*MATERIAL PROVIDED*

---*---

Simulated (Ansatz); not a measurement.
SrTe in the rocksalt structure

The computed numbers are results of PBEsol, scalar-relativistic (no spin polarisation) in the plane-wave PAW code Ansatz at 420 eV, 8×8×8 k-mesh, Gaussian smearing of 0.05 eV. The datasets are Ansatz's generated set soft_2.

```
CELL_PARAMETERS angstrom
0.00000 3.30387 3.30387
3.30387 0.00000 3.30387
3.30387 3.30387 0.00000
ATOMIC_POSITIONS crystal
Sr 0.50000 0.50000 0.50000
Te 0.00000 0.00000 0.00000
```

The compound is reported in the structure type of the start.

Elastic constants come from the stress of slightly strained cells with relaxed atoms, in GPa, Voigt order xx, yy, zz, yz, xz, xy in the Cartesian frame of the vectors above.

---*---

*REQUIREMENT*
Please reproduce the material in its entirety, exactly as it stands.

*YOUR SOLUTION*
Simulated (Ansatz); not a measurement.
SrTe in the rocksalt structure

The computed numbers are results of PBEsol, scalar-relativistic (no spin polarisation) in the plane-wave PAW code Ansatz at 420 eV, 8×8×8 k-mesh, Gaussian smearing of 0.05 eV. The datasets are Ansatz's generated set soft_2.

```
CELL_PARAMETERS angstrom
0.00000 3.30387 3.30387
3.30387 0.00000 3.30387
3.30387 3.30387 0.00000
ATOMIC_POSITIONS crystal
Sr 0.50000 0.50000 0.50000
Te 0.00000 0.00000 0.00000
```

The compound is reported in the structure type of the start.

Elastic constants come from the stress of slightly strained cells with relaxed atoms, in GPa, Voigt order xx, yy, zz, yz, xz, xy in the Cartesian frame of the vectors above.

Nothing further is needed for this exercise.